WORK ITEM - Every line of the material must appear in the answer exactly as it does here.

RECORD EXCERPTS -
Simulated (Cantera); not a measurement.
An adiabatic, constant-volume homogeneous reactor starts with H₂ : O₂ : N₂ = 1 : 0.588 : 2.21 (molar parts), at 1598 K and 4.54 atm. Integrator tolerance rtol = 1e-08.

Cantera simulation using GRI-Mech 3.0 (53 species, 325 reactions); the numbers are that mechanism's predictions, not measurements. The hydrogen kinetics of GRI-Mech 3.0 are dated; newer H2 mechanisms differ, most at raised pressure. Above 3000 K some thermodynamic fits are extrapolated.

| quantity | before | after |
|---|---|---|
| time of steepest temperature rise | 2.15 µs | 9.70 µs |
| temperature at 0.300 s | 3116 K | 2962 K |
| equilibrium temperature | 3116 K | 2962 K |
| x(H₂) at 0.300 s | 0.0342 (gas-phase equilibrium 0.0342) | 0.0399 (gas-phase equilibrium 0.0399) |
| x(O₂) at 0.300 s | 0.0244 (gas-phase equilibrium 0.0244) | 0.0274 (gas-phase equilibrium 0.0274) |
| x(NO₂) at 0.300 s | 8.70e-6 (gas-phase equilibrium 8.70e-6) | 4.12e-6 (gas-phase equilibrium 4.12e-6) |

TASK OUTPUT -
Simulated (Cantera); not a measurement.
An adiabatic, constant-volume homogeneous reactor starts with H₂ : O₂ : N₂ = 1 : 0.588 : 2.21 (molar parts), at 1598 K and 4.54 atm. Integrator tolerance rtol = 1e-08.

Cantera simulation using GRI-Mech 3.0 (53 species, 325 reactions); the numbers are that mechanism's predictions, not measurements. The hydrogen kinetics of GRI-Mech 3.0 are dated; newer H2 mechanisms differ, most at raised pressure. Above 3000 K some thermodynamic fits are extrapolated.

| quantity | before | after |
|---|---|---|
| time of steepest temperature rise | 2.15 µs | 9.70 µs |
| temperature at 0.300 s | 3116 K | 2962 K |
| equilibrium temperature | 3116 K | 2962 K |
| x(H₂) at 0.300 s | 0.0342 (gas-phase equilibrium 0.0342) | 0.0399 (gas-phase equilibrium 0.0399) |
| x(O₂) at 0.300 s | 0.0244 (gas-phase equilibrium 0.0244) | 0.0274 (gas-phase equilibrium 0.0274) |
| x(NO₂) at 0.300 s | 8.70e-6 (gas-phase equilibrium 8.70e-6) | 4.12e-6 (gas-phase equilibrium 4.12e-6) |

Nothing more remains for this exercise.